:: Assignment ::
Return exactly those lines of the material below that fall between the line holding "A made-up water" and the line holding "All values are", inclusive.

Material provided: Begin

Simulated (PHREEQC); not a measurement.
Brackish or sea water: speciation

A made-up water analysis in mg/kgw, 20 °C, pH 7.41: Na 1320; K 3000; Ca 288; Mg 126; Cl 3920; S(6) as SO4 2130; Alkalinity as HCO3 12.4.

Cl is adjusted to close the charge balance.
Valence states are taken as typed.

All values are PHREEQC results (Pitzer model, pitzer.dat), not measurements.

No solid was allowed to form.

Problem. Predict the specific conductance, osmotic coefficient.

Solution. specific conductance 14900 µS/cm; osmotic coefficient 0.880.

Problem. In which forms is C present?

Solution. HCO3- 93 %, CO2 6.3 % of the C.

Material provided: End

:: Problem solution ::
A made-up water analysis in mg/kgw, 20 °C, pH 7.41: Na 1320; K 3000; Ca 288; Mg 126; Cl 3920; S(6) as SO4 2130; Alkalinity as HCO3 12.4.

Cl is adjusted to close the charge balance.
Valence states are taken as typed.

All values are PHREEQC results (Pitzer model, pitzer.dat), not measurements.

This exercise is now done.